LISTED ENTRIES
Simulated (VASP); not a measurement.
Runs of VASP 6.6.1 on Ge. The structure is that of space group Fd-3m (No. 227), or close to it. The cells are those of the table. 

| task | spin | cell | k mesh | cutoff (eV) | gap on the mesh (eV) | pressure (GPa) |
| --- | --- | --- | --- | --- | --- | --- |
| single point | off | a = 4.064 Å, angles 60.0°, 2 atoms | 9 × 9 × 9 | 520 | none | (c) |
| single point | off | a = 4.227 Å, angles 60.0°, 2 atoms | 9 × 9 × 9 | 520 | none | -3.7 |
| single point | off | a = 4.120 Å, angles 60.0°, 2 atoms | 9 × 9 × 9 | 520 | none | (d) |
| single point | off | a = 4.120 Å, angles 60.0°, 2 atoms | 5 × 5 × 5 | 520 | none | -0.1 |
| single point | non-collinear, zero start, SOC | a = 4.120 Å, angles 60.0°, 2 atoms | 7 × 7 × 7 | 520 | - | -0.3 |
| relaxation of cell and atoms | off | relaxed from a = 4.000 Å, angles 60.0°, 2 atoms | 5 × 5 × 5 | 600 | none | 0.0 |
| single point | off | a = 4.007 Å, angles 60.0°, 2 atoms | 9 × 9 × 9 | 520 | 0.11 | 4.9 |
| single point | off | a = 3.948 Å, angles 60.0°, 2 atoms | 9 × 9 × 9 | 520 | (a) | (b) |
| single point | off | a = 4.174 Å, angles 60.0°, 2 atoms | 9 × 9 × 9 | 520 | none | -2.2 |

ACTIVITY
Starting with the line above that holds "none | (d) |" and stopping with the line that holds "520 | - | -0.3 |", reproduce each line exactly, omitting all other lines.

RESULT
| single point | off | a = 4.120 Å, angles 60.0°, 2 atoms | 9 × 9 × 9 | 520 | none | (d) |
| single point | off | a = 4.120 Å, angles 60.0°, 2 atoms | 5 × 5 × 5 | 520 | none | -0.1 |
| single point | non-collinear, zero start, SOC | a = 4.120 Å, angles 60.0°, 2 atoms | 7 × 7 × 7 | 520 | - | -0.3 |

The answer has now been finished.